Brief -> Output, please, exactly those lines of the listing that come before the line with "VASP 6.6.1 |", along with that line itself.

··········

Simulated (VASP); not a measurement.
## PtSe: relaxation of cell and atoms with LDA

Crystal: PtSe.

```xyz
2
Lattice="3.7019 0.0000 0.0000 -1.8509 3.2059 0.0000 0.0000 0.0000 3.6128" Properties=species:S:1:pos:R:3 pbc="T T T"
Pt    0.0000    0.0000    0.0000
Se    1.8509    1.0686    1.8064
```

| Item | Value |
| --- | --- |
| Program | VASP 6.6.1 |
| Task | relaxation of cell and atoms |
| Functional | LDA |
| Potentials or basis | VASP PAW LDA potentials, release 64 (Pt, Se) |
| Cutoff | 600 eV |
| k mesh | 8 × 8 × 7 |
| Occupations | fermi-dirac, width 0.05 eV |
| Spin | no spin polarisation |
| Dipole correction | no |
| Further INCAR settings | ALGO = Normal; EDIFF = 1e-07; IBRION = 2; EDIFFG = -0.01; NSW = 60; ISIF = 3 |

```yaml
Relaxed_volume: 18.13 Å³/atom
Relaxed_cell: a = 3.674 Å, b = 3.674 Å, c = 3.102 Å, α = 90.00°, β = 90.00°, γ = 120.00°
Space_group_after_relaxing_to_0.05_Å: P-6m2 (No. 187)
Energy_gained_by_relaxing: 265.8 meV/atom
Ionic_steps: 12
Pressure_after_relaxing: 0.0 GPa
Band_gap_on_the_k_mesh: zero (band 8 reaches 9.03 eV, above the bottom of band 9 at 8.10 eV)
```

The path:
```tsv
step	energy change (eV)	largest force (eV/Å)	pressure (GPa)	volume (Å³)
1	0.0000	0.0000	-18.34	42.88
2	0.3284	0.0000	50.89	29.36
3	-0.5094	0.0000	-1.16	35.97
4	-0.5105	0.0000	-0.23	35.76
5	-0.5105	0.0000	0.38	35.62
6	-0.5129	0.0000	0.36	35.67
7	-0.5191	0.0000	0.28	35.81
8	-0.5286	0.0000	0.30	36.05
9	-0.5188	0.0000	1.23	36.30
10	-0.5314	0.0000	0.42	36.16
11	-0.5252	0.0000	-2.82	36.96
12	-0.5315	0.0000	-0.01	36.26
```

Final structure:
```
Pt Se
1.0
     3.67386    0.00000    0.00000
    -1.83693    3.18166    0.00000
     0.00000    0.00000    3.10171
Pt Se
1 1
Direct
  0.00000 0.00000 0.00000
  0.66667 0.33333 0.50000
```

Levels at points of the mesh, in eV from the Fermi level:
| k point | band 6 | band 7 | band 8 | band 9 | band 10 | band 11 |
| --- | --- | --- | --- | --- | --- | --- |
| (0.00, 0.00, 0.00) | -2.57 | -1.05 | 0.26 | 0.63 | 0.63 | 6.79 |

··········

Written answer ->
Simulated (VASP); not a measurement.
## PtSe: relaxation of cell and atoms with LDA

Crystal: PtSe.

```xyz
2
Lattice="3.7019 0.0000 0.0000 -1.8509 3.2059 0.0000 0.0000 0.0000 3.6128" Properties=species:S:1:pos:R:3 pbc="T T T"
Pt    0.0000    0.0000    0.0000
Se    1.8509    1.0686    1.8064
```

| Item | Value |
| --- | --- |
| Program | VASP 6.6.1 |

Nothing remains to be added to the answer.